**Exercise:** Restate the data that follows exactly as it stands, beginning with the first line and ending with the line that contains "Result: Over 30".

**Supplied material:**
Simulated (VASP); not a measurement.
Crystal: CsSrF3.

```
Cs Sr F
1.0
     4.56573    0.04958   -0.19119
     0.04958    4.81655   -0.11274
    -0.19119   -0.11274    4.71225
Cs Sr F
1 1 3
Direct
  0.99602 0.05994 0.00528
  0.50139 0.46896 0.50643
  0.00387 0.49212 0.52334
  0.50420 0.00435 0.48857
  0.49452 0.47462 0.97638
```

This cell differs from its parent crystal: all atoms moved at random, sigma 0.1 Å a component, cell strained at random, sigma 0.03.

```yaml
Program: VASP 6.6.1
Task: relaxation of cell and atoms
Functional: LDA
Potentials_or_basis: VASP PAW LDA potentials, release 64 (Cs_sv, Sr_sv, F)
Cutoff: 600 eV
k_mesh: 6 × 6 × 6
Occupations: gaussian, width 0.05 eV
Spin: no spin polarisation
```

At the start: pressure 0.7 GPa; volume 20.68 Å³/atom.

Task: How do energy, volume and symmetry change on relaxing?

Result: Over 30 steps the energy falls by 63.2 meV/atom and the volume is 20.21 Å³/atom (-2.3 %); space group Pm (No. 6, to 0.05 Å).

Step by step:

**Solution:**
Simulated (VASP); not a measurement.
Crystal: CsSrF3.

```
Cs Sr F
1.0
     4.56573    0.04958   -0.19119
     0.04958    4.81655   -0.11274
    -0.19119   -0.11274    4.71225
Cs Sr F
1 1 3
Direct
  0.99602 0.05994 0.00528
  0.50139 0.46896 0.50643
  0.00387 0.49212 0.52334
  0.50420 0.00435 0.48857
  0.49452 0.47462 0.97638
```

This cell differs from its parent crystal: all atoms moved at random, sigma 0.1 Å a component, cell strained at random, sigma 0.03.

```yaml
Program: VASP 6.6.1
Task: relaxation of cell and atoms
Functional: LDA
Potentials_or_basis: VASP PAW LDA potentials, release 64 (Cs_sv, Sr_sv, F)
Cutoff: 600 eV
k_mesh: 6 × 6 × 6
Occupations: gaussian, width 0.05 eV
Spin: no spin polarisation
```

At the start: pressure 0.7 GPa; volume 20.68 Å³/atom.

Task: How do energy, volume and symmetry change on relaxing?

Result: Over 30 steps the energy falls by 63.2 meV/atom and the volume is 20.21 Å³/atom (-2.3 %); space group Pm (No. 6, to 0.05 Å).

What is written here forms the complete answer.